▶ [Assigned task] Verbatim, and with nothing else, reproduce the data below from its first line through the line containing "largest move (Å) |".

** Supplied data follows **
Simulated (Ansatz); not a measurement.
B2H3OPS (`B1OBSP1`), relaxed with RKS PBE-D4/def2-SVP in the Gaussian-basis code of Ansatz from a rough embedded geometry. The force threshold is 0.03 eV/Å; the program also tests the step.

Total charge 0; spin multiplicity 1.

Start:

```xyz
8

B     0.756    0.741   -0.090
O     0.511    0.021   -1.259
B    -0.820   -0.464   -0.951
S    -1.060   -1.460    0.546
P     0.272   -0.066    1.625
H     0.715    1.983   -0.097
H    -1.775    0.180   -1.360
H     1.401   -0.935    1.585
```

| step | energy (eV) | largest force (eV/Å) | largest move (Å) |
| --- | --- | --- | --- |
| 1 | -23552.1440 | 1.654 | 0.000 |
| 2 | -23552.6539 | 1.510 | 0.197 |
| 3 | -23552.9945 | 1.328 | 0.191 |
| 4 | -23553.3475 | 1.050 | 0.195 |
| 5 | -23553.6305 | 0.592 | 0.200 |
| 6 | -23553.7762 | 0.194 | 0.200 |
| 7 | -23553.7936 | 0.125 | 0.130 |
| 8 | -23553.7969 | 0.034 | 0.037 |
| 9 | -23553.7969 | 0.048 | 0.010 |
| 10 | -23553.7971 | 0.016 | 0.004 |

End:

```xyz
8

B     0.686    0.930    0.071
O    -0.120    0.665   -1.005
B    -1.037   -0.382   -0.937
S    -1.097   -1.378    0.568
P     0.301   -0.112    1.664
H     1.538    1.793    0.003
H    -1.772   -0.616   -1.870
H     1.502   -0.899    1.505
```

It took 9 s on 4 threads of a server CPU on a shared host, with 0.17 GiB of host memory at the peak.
** End of Supplied data **

▶ [Your solution]
Simulated (Ansatz); not a measurement.
B2H3OPS (`B1OBSP1`), relaxed with RKS PBE-D4/def2-SVP in the Gaussian-basis code of Ansatz from a rough embedded geometry. The force threshold is 0.03 eV/Å; the program also tests the step.

Total charge 0; spin multiplicity 1.

Start:

```xyz
8

B     0.756    0.741   -0.090
O     0.511    0.021   -1.259
B    -0.820   -0.464   -0.951
S    -1.060   -1.460    0.546
P     0.272   -0.066    1.625
H     0.715    1.983   -0.097
H    -1.775    0.180   -1.360
H     1.401   -0.935    1.585
```

| step | energy (eV) | largest force (eV/Å) | largest move (Å) |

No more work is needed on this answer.